» **DATA**:
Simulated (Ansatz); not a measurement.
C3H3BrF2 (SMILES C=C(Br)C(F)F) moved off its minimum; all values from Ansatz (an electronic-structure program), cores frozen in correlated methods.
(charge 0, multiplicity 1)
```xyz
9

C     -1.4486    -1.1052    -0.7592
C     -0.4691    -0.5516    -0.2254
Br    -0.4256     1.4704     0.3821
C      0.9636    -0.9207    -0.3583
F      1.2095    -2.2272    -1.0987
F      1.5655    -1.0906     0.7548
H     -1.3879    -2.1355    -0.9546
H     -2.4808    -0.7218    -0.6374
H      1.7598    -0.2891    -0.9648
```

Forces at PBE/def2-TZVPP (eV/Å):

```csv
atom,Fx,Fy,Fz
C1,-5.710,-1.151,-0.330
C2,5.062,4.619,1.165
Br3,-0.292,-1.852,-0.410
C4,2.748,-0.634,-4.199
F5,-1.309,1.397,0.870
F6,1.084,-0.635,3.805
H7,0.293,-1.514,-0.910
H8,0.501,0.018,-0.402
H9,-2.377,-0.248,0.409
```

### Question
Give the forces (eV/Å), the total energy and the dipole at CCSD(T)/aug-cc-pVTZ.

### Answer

» **WORK ORDER**: Each line from the beginning of the entries to the line with "Give the forces" must be repeated exactly, with both end lines kept and no other lines given.

» **WRITTEN REPLY**:
Simulated (Ansatz); not a measurement.
C3H3BrF2 (SMILES C=C(Br)C(F)F) moved off its minimum; all values from Ansatz (an electronic-structure program), cores frozen in correlated methods.
(charge 0, multiplicity 1)
```xyz
9

C     -1.4486    -1.1052    -0.7592
C     -0.4691    -0.5516    -0.2254
Br    -0.4256     1.4704     0.3821
C      0.9636    -0.9207    -0.3583
F      1.2095    -2.2272    -1.0987
F      1.5655    -1.0906     0.7548
H     -1.3879    -2.1355    -0.9546
H     -2.4808    -0.7218    -0.6374
H      1.7598    -0.2891    -0.9648
```

Forces at PBE/def2-TZVPP (eV/Å):

```csv
atom,Fx,Fy,Fz
C1,-5.710,-1.151,-0.330
C2,5.062,4.619,1.165
Br3,-0.292,-1.852,-0.410
C4,2.748,-0.634,-4.199
F5,-1.309,1.397,0.870
F6,1.084,-0.635,3.805
H7,0.293,-1.514,-0.910
H8,0.501,0.018,-0.402
H9,-2.377,-0.248,0.409
```

### Question
Give the forces (eV/Å), the total energy and the dipole at CCSD(T)/aug-cc-pVTZ.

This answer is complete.